**Task item:** Starting at the first line of the entries below, output every line exactly, up to and including the line with "- 0.275, liquid density (mol/L): 8.739".

**Supplied data:**
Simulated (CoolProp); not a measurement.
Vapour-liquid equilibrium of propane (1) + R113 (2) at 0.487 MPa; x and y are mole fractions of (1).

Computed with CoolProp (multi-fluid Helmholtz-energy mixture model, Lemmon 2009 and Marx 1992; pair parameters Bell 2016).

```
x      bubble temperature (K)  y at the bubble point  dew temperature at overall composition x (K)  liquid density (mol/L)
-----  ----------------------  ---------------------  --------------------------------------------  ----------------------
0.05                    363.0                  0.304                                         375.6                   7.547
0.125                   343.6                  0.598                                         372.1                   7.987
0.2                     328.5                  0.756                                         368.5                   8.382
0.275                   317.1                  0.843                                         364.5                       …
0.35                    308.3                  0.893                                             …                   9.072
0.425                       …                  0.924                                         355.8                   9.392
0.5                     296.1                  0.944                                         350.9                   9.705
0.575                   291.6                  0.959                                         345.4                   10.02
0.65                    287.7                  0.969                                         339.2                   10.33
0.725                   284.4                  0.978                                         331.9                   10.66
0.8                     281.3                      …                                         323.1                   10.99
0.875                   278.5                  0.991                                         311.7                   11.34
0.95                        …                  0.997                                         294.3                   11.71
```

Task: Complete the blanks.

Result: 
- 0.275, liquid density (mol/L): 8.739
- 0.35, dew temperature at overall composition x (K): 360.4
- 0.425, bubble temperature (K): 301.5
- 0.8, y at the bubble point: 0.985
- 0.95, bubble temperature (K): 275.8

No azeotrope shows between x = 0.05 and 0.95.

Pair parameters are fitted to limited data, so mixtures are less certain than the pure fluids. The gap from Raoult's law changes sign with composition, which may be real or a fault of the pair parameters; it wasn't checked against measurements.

**Response box:**
Simulated (CoolProp); not a measurement.
Vapour-liquid equilibrium of propane (1) + R113 (2) at 0.487 MPa; x and y are mole fractions of (1).

Computed with CoolProp (multi-fluid Helmholtz-energy mixture model, Lemmon 2009 and Marx 1992; pair parameters Bell 2016).

```
x      bubble temperature (K)  y at the bubble point  dew temperature at overall composition x (K)  liquid density (mol/L)
-----  ----------------------  ---------------------  --------------------------------------------  ----------------------
0.05                    363.0                  0.304                                         375.6                   7.547
0.125                   343.6                  0.598                                         372.1                   7.987
0.2                     328.5                  0.756                                         368.5                   8.382
0.275                   317.1                  0.843                                         364.5                       …
0.35                    308.3                  0.893                                             …                   9.072
0.425                       …                  0.924                                         355.8                   9.392
0.5                     296.1                  0.944                                         350.9                   9.705
0.575                   291.6                  0.959                                         345.4                   10.02
0.65                    287.7                  0.969                                         339.2                   10.33
0.725                   284.4                  0.978                                         331.9                   10.66
0.8                     281.3                      …                                         323.1                   10.99
0.875                   278.5                  0.991                                         311.7                   11.34
0.95                        …                  0.997                                         294.3                   11.71
```

Task: Complete the blanks.

Result: 
- 0.275, liquid density (mol/L): 8.739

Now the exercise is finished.